SUPPLIED RECORDS:
+ + + + +
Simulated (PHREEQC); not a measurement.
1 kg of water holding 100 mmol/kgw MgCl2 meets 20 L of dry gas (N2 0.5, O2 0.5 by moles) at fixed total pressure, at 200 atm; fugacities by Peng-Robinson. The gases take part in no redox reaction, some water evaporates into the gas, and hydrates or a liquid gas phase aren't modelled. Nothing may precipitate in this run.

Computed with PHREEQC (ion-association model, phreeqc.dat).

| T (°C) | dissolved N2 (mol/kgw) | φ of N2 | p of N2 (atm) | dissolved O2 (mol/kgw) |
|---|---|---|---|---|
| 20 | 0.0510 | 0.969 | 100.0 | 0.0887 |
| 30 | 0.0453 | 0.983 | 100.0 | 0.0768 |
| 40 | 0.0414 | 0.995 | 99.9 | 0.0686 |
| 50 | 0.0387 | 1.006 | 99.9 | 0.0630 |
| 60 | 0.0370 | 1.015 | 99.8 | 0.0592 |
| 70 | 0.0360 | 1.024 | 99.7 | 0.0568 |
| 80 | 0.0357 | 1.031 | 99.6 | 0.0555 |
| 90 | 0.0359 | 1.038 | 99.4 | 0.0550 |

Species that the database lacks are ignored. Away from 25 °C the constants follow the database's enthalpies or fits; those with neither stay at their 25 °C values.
+ + + + +

TASK ITEM:
Quote every line from the beginning of the entries up to and including the line that contains "99.8 | 0.0592 |".

EXERCISE RESPONSE:
Simulated (PHREEQC); not a measurement.
1 kg of water holding 100 mmol/kgw MgCl2 meets 20 L of dry gas (N2 0.5, O2 0.5 by moles) at fixed total pressure, at 200 atm; fugacities by Peng-Robinson. The gases take part in no redox reaction, some water evaporates into the gas, and hydrates or a liquid gas phase aren't modelled. Nothing may precipitate in this run.

Computed with PHREEQC (ion-association model, phreeqc.dat).

| T (°C) | dissolved N2 (mol/kgw) | φ of N2 | p of N2 (atm) | dissolved O2 (mol/kgw) |
|---|---|---|---|---|
| 20 | 0.0510 | 0.969 | 100.0 | 0.0887 |
| 30 | 0.0453 | 0.983 | 100.0 | 0.0768 |
| 40 | 0.0414 | 0.995 | 99.9 | 0.0686 |
| 50 | 0.0387 | 1.006 | 99.9 | 0.0630 |
| 60 | 0.0370 | 1.015 | 99.8 | 0.0592 |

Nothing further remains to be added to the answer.